__Work request__:
Transcribe exactly the first line of the listing below and each line that follows it, ending with the line that contains "These are the", and omit the remainder.

__Information__:
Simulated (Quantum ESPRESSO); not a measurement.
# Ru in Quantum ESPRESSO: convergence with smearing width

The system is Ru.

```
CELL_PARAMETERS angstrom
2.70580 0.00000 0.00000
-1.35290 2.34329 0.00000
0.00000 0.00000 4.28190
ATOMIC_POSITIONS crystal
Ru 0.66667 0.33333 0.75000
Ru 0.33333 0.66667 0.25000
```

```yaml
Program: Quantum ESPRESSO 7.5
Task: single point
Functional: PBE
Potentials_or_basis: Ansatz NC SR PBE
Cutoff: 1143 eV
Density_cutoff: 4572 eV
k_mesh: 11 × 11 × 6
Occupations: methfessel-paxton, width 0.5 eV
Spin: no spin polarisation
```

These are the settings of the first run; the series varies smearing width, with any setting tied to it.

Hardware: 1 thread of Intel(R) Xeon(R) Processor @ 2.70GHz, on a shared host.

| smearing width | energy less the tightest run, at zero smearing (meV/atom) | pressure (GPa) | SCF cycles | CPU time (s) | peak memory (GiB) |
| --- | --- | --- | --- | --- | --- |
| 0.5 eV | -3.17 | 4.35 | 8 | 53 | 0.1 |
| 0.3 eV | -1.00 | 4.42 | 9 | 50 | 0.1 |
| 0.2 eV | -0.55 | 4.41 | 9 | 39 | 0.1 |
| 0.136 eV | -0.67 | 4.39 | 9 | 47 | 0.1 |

__Exercise response__:
Simulated (Quantum ESPRESSO); not a measurement.
# Ru in Quantum ESPRESSO: convergence with smearing width

The system is Ru.

```
CELL_PARAMETERS angstrom
2.70580 0.00000 0.00000
-1.35290 2.34329 0.00000
0.00000 0.00000 4.28190
ATOMIC_POSITIONS crystal
Ru 0.66667 0.33333 0.75000
Ru 0.33333 0.66667 0.25000
```

```yaml
Program: Quantum ESPRESSO 7.5
Task: single point
Functional: PBE
Potentials_or_basis: Ansatz NC SR PBE
Cutoff: 1143 eV
Density_cutoff: 4572 eV
k_mesh: 11 × 11 × 6
Occupations: methfessel-paxton, width 0.5 eV
Spin: no spin polarisation
```

These are the settings of the first run; the series varies smearing width, with any setting tied to it.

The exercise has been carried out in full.